▶ **Work order**
In the listing below, write out exactly each line from the first through the one containing "Potentials or basis: all-electron".

Records supplied below:

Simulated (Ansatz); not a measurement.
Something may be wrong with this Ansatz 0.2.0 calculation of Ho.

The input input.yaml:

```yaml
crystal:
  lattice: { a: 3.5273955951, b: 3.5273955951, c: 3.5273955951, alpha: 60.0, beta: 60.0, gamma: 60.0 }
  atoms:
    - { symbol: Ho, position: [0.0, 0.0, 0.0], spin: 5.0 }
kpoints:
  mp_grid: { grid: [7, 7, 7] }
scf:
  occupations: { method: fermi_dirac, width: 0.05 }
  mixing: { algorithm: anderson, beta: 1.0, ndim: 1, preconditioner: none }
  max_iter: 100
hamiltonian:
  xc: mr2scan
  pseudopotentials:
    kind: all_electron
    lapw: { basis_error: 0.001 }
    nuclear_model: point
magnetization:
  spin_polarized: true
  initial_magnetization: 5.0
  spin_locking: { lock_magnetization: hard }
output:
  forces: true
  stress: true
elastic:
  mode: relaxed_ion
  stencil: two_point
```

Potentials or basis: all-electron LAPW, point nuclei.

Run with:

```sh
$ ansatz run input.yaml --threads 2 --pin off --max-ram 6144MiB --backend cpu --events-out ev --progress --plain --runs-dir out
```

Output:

End of Records supplied.

▶ **Expected answer**
Simulated (Ansatz); not a measurement.
Something may be wrong with this Ansatz 0.2.0 calculation of Ho.

The input input.yaml:

```yaml
crystal:
  lattice: { a: 3.5273955951, b: 3.5273955951, c: 3.5273955951, alpha: 60.0, beta: 60.0, gamma: 60.0 }
  atoms:
    - { symbol: Ho, position: [0.0, 0.0, 0.0], spin: 5.0 }
kpoints:
  mp_grid: { grid: [7, 7, 7] }
scf:
  occupations: { method: fermi_dirac, width: 0.05 }
  mixing: { algorithm: anderson, beta: 1.0, ndim: 1, preconditioner: none }
  max_iter: 100
hamiltonian:
  xc: mr2scan
  pseudopotentials:
    kind: all_electron
    lapw: { basis_error: 0.001 }
    nuclear_model: point
magnetization:
  spin_polarized: true
  initial_magnetization: 5.0
  spin_locking: { lock_magnetization: hard }
output:
  forces: true
  stress: true
elastic:
  mode: relaxed_ion
  stencil: two_point
```

Potentials or basis: all-electron LAPW, point nuclei.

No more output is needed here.